### REQUIRED ACTION
Return only what lies between the first line of the entries and the line containing "Caveats: the cell", both lines included.

### EXCERPTED DATA
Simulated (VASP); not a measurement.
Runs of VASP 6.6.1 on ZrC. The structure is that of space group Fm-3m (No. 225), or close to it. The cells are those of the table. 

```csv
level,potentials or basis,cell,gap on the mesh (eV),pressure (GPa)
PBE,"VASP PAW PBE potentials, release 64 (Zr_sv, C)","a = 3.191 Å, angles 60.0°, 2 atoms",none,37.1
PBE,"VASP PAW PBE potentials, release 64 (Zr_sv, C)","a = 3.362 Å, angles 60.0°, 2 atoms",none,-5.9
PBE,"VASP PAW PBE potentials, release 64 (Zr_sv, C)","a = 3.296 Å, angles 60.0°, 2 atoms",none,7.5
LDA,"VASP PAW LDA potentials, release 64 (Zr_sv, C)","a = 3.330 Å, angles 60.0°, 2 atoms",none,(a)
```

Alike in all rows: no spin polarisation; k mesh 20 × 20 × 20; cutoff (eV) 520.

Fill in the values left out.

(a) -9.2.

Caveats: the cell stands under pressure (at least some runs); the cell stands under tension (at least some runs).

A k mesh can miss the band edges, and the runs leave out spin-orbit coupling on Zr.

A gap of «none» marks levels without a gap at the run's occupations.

### EXERCISE ANSWER
Simulated (VASP); not a measurement.
Runs of VASP 6.6.1 on ZrC. The structure is that of space group Fm-3m (No. 225), or close to it. The cells are those of the table. 

```csv
level,potentials or basis,cell,gap on the mesh (eV),pressure (GPa)
PBE,"VASP PAW PBE potentials, release 64 (Zr_sv, C)","a = 3.191 Å, angles 60.0°, 2 atoms",none,37.1
PBE,"VASP PAW PBE potentials, release 64 (Zr_sv, C)","a = 3.362 Å, angles 60.0°, 2 atoms",none,-5.9
PBE,"VASP PAW PBE potentials, release 64 (Zr_sv, C)","a = 3.296 Å, angles 60.0°, 2 atoms",none,7.5
LDA,"VASP PAW LDA potentials, release 64 (Zr_sv, C)","a = 3.330 Å, angles 60.0°, 2 atoms",none,(a)
```

Alike in all rows: no spin polarisation; k mesh 20 × 20 × 20; cutoff (eV) 520.

Fill in the values left out.

(a) -9.2.

Caveats: the cell stands under pressure (at least some runs); the cell stands under tension (at least some runs).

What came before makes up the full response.